| Supplied information |
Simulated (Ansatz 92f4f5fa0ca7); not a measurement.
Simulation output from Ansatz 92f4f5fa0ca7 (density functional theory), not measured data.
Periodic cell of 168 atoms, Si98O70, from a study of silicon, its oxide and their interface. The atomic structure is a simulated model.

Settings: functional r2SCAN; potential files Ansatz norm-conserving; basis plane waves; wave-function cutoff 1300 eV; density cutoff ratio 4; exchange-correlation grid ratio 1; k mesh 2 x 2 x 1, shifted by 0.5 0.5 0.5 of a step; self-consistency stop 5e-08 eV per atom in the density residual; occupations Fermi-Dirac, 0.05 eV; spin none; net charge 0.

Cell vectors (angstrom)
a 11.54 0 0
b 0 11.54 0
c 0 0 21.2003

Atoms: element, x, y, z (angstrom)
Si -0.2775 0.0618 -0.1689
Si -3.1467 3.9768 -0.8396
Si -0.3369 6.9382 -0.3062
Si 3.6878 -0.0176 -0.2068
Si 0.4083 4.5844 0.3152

| Assigned task |
Precisely reproduce the lines of the entries, beginning at the first and ending at the one containing "Periodic cell of". Add nothing.

| Solution |
Simulated (Ansatz 92f4f5fa0ca7); not a measurement.
Simulation output from Ansatz 92f4f5fa0ca7 (density functional theory), not measured data.
Periodic cell of 168 atoms, Si98O70, from a study of silicon, its oxide and their interface. The atomic structure is a simulated model.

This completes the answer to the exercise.